Supplied entries:
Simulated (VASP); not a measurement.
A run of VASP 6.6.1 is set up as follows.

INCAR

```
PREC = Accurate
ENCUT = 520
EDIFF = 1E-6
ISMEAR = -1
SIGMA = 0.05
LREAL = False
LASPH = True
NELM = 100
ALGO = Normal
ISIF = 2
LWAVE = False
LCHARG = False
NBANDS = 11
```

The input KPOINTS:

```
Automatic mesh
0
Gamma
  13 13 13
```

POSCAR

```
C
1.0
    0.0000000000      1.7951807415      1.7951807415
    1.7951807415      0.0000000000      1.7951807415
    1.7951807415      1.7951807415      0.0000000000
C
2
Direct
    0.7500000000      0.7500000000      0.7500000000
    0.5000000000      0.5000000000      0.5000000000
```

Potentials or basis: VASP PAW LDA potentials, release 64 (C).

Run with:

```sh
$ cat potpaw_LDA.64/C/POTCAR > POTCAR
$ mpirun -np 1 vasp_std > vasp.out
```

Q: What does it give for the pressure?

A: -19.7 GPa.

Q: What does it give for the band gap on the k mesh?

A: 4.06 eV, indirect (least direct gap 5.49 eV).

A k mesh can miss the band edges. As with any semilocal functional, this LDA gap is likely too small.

Work order:
Give again, exactly as written, every line from the first one above through the line that has "A: 4.06 eV, indirect" in it.

Exercise answer:
Simulated (VASP); not a measurement.
A run of VASP 6.6.1 is set up as follows.

INCAR

```
PREC = Accurate
ENCUT = 520
EDIFF = 1E-6
ISMEAR = -1
SIGMA = 0.05
LREAL = False
LASPH = True
NELM = 100
ALGO = Normal
ISIF = 2
LWAVE = False
LCHARG = False
NBANDS = 11
```

The input KPOINTS:

```
Automatic mesh
0
Gamma
  13 13 13
```

POSCAR

```
C
1.0
    0.0000000000      1.7951807415      1.7951807415
    1.7951807415      0.0000000000      1.7951807415
    1.7951807415      1.7951807415      0.0000000000
C
2
Direct
    0.7500000000      0.7500000000      0.7500000000
    0.5000000000      0.5000000000      0.5000000000
```

Potentials or basis: VASP PAW LDA potentials, release 64 (C).

Run with:

```sh
$ cat potpaw_LDA.64/C/POTCAR > POTCAR
$ mpirun -np 1 vasp_std > vasp.out
```

Q: What does it give for the pressure?

A: -19.7 GPa.

Q: What does it give for the band gap on the k mesh?

A: 4.06 eV, indirect (least direct gap 5.49 eV).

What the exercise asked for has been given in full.